::::::::::

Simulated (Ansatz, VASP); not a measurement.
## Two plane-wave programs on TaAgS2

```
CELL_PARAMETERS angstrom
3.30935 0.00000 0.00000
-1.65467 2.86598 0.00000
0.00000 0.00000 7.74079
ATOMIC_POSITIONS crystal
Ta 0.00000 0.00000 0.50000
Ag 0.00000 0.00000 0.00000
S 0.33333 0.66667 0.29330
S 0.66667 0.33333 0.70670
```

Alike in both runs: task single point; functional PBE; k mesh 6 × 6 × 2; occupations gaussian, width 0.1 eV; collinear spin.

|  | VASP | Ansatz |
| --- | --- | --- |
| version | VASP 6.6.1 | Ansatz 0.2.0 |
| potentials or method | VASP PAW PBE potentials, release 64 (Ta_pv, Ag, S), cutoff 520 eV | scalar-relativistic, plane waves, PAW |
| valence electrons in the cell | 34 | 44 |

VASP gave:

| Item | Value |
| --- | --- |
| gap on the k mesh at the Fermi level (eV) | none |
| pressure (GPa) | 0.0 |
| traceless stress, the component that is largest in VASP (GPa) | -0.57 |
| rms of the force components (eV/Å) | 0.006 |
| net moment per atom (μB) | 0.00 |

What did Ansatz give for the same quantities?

::::::::::

## WORK ITEM
Up to and including the line with "(μB) | 0.00 |", please return the records exactly, beginning from their first line.

## REPLY
Simulated (Ansatz, VASP); not a measurement.
## Two plane-wave programs on TaAgS2

```
CELL_PARAMETERS angstrom
3.30935 0.00000 0.00000
-1.65467 2.86598 0.00000
0.00000 0.00000 7.74079
ATOMIC_POSITIONS crystal
Ta 0.00000 0.00000 0.50000
Ag 0.00000 0.00000 0.00000
S 0.33333 0.66667 0.29330
S 0.66667 0.33333 0.70670
```

Alike in both runs: task single point; functional PBE; k mesh 6 × 6 × 2; occupations gaussian, width 0.1 eV; collinear spin.

|  | VASP | Ansatz |
| --- | --- | --- |
| version | VASP 6.6.1 | Ansatz 0.2.0 |
| potentials or method | VASP PAW PBE potentials, release 64 (Ta_pv, Ag, S), cutoff 520 eV | scalar-relativistic, plane waves, PAW |
| valence electrons in the cell | 34 | 44 |

VASP gave:

| Item | Value |
| --- | --- |
| gap on the k mesh at the Fermi level (eV) | none |
| pressure (GPa) | 0.0 |
| traceless stress, the component that is largest in VASP (GPa) | -0.57 |
| rms of the force components (eV/Å) | 0.006 |
| net moment per atom (μB) | 0.00 |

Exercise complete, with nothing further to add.